■ WORK REQUEST
Repeat exactly, please, the opening lines of the data below, through and including the line where "Its results: pressure -2.7 GPa." sits.

________________

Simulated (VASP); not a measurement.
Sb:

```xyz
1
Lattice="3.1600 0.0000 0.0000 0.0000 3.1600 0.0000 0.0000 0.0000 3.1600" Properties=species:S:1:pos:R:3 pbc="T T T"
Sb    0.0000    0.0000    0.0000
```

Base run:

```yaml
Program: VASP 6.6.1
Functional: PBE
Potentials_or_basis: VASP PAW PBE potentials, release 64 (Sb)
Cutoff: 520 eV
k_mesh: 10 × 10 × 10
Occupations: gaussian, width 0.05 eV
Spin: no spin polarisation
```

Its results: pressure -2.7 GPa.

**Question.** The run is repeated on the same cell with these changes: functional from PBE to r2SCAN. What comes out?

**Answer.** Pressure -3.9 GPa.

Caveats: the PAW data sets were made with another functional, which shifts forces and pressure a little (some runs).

________________

■ YOUR RESPONSE
Simulated (VASP); not a measurement.
Sb:

```xyz
1
Lattice="3.1600 0.0000 0.0000 0.0000 3.1600 0.0000 0.0000 0.0000 3.1600" Properties=species:S:1:pos:R:3 pbc="T T T"
Sb    0.0000    0.0000    0.0000
```

Base run:

```yaml
Program: VASP 6.6.1
Functional: PBE
Potentials_or_basis: VASP PAW PBE potentials, release 64 (Sb)
Cutoff: 520 eV
k_mesh: 10 × 10 × 10
Occupations: gaussian, width 0.05 eV
Spin: no spin polarisation
```

Its results: pressure -2.7 GPa.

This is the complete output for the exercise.